◇ ◇ ◇

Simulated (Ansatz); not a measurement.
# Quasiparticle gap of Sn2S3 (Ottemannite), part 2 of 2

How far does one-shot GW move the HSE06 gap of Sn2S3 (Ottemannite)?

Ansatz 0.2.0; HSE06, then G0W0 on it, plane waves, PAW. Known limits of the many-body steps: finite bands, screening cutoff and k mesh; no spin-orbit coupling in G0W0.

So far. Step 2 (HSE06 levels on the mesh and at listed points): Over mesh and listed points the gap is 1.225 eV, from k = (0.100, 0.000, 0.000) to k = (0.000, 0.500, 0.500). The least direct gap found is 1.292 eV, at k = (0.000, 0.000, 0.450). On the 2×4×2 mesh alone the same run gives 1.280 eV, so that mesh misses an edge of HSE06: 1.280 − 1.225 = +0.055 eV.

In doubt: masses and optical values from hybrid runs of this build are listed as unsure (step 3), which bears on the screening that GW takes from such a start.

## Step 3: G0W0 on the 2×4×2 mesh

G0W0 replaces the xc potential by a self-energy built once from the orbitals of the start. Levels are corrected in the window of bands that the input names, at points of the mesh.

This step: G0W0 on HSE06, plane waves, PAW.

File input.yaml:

◇ ◇ ◇

**EXERCISE**
What you return must match the data line for line.

**ANSWER SPACE**
Simulated (Ansatz); not a measurement.
# Quasiparticle gap of Sn2S3 (Ottemannite), part 2 of 2

How far does one-shot GW move the HSE06 gap of Sn2S3 (Ottemannite)?

Ansatz 0.2.0; HSE06, then G0W0 on it, plane waves, PAW. Known limits of the many-body steps: finite bands, screening cutoff and k mesh; no spin-orbit coupling in G0W0.

So far. Step 2 (HSE06 levels on the mesh and at listed points): Over mesh and listed points the gap is 1.225 eV, from k = (0.100, 0.000, 0.000) to k = (0.000, 0.500, 0.500). The least direct gap found is 1.292 eV, at k = (0.000, 0.000, 0.450). On the 2×4×2 mesh alone the same run gives 1.280 eV, so that mesh misses an edge of HSE06: 1.280 − 1.225 = +0.055 eV.

In doubt: masses and optical values from hybrid runs of this build are listed as unsure (step 3), which bears on the screening that GW takes from such a start.

## Step 3: G0W0 on the 2×4×2 mesh

G0W0 replaces the xc potential by a self-energy built once from the orbitals of the start. Levels are corrected in the window of bands that the input names, at points of the mesh.

This step: G0W0 on HSE06, plane waves, PAW.

File input.yaml:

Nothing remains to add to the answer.